Requirement
Print the lines of the data, starting with the first, up to and including the line where "0.4 | - | 0.05 |" appears.

··········

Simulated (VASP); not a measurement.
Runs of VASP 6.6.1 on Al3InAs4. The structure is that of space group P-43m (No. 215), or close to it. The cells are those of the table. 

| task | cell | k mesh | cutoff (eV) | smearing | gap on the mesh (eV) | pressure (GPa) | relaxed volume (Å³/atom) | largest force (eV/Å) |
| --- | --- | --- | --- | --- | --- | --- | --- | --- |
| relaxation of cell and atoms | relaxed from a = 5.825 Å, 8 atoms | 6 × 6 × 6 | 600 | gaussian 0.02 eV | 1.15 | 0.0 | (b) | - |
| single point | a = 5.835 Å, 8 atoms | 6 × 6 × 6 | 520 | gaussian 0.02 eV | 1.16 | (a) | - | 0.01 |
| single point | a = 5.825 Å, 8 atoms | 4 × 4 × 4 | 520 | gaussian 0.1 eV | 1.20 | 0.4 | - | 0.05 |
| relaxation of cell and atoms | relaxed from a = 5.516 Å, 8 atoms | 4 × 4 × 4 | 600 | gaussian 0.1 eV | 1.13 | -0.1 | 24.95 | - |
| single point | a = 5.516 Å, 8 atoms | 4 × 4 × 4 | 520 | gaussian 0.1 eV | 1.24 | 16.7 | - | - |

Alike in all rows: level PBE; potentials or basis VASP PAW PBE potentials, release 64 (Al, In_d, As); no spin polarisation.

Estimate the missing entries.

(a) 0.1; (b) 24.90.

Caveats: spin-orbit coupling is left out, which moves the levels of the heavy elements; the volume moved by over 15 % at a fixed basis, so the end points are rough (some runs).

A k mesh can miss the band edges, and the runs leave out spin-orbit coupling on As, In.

··········

Solution
Simulated (VASP); not a measurement.
Runs of VASP 6.6.1 on Al3InAs4. The structure is that of space group P-43m (No. 215), or close to it. The cells are those of the table. 

| task | cell | k mesh | cutoff (eV) | smearing | gap on the mesh (eV) | pressure (GPa) | relaxed volume (Å³/atom) | largest force (eV/Å) |
| --- | --- | --- | --- | --- | --- | --- | --- | --- |
| relaxation of cell and atoms | relaxed from a = 5.825 Å, 8 atoms | 6 × 6 × 6 | 600 | gaussian 0.02 eV | 1.15 | 0.0 | (b) | - |
| single point | a = 5.835 Å, 8 atoms | 6 × 6 × 6 | 520 | gaussian 0.02 eV | 1.16 | (a) | - | 0.01 |
| single point | a = 5.825 Å, 8 atoms | 4 × 4 × 4 | 520 | gaussian 0.1 eV | 1.20 | 0.4 | - | 0.05 |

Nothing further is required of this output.